▶ RECORDS PROVIDED
┌──
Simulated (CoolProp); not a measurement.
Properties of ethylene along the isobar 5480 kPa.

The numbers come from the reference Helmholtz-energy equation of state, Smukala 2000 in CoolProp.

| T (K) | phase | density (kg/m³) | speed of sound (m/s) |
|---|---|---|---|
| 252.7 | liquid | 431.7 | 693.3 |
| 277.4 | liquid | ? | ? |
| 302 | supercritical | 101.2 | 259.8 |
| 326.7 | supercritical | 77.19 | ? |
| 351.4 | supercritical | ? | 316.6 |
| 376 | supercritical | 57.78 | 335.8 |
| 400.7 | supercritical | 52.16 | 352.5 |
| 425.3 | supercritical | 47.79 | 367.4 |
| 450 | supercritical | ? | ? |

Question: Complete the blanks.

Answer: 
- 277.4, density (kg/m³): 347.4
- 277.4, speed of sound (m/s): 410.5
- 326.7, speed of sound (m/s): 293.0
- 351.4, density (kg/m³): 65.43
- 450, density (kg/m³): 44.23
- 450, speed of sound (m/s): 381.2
└──

▶ WORK INSTRUCTION
Please write out exactly the lines from the start of the data through the line that contains "- 277.4, density (kg/m³): 347.4", both ends included, and nothing else.

▶ RESPONSE AREA
Simulated (CoolProp); not a measurement.
Properties of ethylene along the isobar 5480 kPa.

The numbers come from the reference Helmholtz-energy equation of state, Smukala 2000 in CoolProp.

| T (K) | phase | density (kg/m³) | speed of sound (m/s) |
|---|---|---|---|
| 252.7 | liquid | 431.7 | 693.3 |
| 277.4 | liquid | ? | ? |
| 302 | supercritical | 101.2 | 259.8 |
| 326.7 | supercritical | 77.19 | ? |
| 351.4 | supercritical | ? | 316.6 |
| 376 | supercritical | 57.78 | 335.8 |
| 400.7 | supercritical | 52.16 | 352.5 |
| 425.3 | supercritical | 47.79 | 367.4 |
| 450 | supercritical | ? | ? |

Question: Complete the blanks.

Answer: 
- 277.4, density (kg/m³): 347.4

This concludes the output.